THE DATA:
________________

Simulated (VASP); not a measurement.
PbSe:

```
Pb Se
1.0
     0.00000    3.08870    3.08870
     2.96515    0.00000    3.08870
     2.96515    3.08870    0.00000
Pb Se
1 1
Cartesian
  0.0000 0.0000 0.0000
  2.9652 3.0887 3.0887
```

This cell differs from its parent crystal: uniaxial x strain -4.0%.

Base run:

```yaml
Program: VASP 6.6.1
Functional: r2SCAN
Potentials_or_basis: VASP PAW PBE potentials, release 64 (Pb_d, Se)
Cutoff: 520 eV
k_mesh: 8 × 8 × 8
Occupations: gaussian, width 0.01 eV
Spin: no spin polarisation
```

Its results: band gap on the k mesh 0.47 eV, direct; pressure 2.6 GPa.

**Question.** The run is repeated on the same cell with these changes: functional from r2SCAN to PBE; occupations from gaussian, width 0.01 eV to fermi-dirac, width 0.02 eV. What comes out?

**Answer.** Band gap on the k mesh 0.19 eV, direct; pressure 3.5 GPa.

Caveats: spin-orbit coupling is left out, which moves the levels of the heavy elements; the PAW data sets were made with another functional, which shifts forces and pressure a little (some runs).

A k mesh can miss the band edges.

________________

REQUIRED ACTION:
Precisely the lines between those holding "This cell differs" and "Caveats: spin-orbit coupling", inclusive, are to be reproduced from the listing above, with nothing added.

ANSWER AREA:
This cell differs from its parent crystal: uniaxial x strain -4.0%.

Base run:

```yaml
Program: VASP 6.6.1
Functional: r2SCAN
Potentials_or_basis: VASP PAW PBE potentials, release 64 (Pb_d, Se)
Cutoff: 520 eV
k_mesh: 8 × 8 × 8
Occupations: gaussian, width 0.01 eV
Spin: no spin polarisation
```

Its results: band gap on the k mesh 0.47 eV, direct; pressure 2.6 GPa.

**Question.** The run is repeated on the same cell with these changes: functional from r2SCAN to PBE; occupations from gaussian, width 0.01 eV to fermi-dirac, width 0.02 eV. What comes out?

**Answer.** Band gap on the k mesh 0.19 eV, direct; pressure 3.5 GPa.

Caveats: spin-orbit coupling is left out, which moves the levels of the heavy elements; the PAW data sets were made with another functional, which shifts forces and pressure a little (some runs).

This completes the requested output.